- WORK INSTRUCTION -
Would you write out all the records again, exactly?

•••

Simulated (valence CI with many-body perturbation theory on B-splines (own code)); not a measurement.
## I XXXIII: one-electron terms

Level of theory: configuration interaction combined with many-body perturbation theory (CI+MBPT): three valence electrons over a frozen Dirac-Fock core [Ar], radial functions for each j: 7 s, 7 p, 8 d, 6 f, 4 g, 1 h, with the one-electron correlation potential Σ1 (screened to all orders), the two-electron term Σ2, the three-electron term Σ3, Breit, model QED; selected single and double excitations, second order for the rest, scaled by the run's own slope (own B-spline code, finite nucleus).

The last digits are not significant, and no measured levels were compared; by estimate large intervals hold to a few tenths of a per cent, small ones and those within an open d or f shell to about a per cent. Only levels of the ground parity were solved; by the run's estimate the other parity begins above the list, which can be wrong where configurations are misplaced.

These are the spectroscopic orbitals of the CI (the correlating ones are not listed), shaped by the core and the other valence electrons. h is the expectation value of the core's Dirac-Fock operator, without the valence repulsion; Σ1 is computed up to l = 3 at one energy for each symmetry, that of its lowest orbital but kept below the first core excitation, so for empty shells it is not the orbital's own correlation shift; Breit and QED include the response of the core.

•••

- RESPONSE AREA -
Simulated (valence CI with many-body perturbation theory on B-splines (own code)); not a measurement.
## I XXXIII: one-electron terms

Level of theory: configuration interaction combined with many-body perturbation theory (CI+MBPT): three valence electrons over a frozen Dirac-Fock core [Ar], radial functions for each j: 7 s, 7 p, 8 d, 6 f, 4 g, 1 h, with the one-electron correlation potential Σ1 (screened to all orders), the two-electron term Σ2, the three-electron term Σ3, Breit, model QED; selected single and double excitations, second order for the rest, scaled by the run's own slope (own B-spline code, finite nucleus).

The last digits are not significant, and no measured levels were compared; by estimate large intervals hold to a few tenths of a per cent, small ones and those within an open d or f shell to about a per cent. Only levels of the ground parity were solved; by the run's estimate the other parity begins above the list, which can be wrong where configurations are misplaced.

These are the spectroscopic orbitals of the CI (the correlating ones are not listed), shaped by the core and the other valence electrons. h is the expectation value of the core's Dirac-Fock operator, without the valence repulsion; Σ1 is computed up to l = 3 at one energy for each symmetry, that of its lowest orbital but kept below the first core excitation, so for empty shells it is not the orbital's own correlation shift; Breit and QED include the response of the core.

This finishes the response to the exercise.